● ● ● ● ● ● ●

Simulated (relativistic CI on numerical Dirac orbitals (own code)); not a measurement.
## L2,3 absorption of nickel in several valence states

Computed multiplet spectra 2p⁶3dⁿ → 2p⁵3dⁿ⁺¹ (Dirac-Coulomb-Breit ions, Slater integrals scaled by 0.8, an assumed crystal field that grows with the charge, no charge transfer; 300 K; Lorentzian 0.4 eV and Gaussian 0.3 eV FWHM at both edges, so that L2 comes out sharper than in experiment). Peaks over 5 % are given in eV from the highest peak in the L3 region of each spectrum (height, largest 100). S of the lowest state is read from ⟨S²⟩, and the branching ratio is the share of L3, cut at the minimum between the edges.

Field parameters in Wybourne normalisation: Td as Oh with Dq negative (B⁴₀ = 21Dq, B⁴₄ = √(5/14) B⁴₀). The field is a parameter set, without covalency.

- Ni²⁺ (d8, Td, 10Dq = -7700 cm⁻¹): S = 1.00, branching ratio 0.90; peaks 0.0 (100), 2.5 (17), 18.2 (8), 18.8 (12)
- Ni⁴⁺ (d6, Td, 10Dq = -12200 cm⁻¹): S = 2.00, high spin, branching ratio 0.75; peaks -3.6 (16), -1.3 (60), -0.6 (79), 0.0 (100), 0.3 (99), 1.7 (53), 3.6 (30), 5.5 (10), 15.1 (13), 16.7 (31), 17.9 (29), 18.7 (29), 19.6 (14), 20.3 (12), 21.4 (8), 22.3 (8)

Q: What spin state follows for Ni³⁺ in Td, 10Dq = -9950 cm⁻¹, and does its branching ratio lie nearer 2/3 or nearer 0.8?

● ● ● ● ● ● ●

→ Work order
Copy each line of the entries exactly.

→ Task response
Simulated (relativistic CI on numerical Dirac orbitals (own code)); not a measurement.
## L2,3 absorption of nickel in several valence states

Computed multiplet spectra 2p⁶3dⁿ → 2p⁵3dⁿ⁺¹ (Dirac-Coulomb-Breit ions, Slater integrals scaled by 0.8, an assumed crystal field that grows with the charge, no charge transfer; 300 K; Lorentzian 0.4 eV and Gaussian 0.3 eV FWHM at both edges, so that L2 comes out sharper than in experiment). Peaks over 5 % are given in eV from the highest peak in the L3 region of each spectrum (height, largest 100). S of the lowest state is read from ⟨S²⟩, and the branching ratio is the share of L3, cut at the minimum between the edges.

Field parameters in Wybourne normalisation: Td as Oh with Dq negative (B⁴₀ = 21Dq, B⁴₄ = √(5/14) B⁴₀). The field is a parameter set, without covalency.

- Ni²⁺ (d8, Td, 10Dq = -7700 cm⁻¹): S = 1.00, branching ratio 0.90; peaks 0.0 (100), 2.5 (17), 18.2 (8), 18.8 (12)
- Ni⁴⁺ (d6, Td, 10Dq = -12200 cm⁻¹): S = 2.00, high spin, branching ratio 0.75; peaks -3.6 (16), -1.3 (60), -0.6 (79), 0.0 (100), 0.3 (99), 1.7 (53), 3.6 (30), 5.5 (10), 15.1 (13), 16.7 (31), 17.9 (29), 18.7 (29), 19.6 (14), 20.3 (12), 21.4 (8), 22.3 (8)

Q: What spin state follows for Ni³⁺ in Td, 10Dq = -9950 cm⁻¹, and does its branching ratio lie nearer 2/3 or nearer 0.8?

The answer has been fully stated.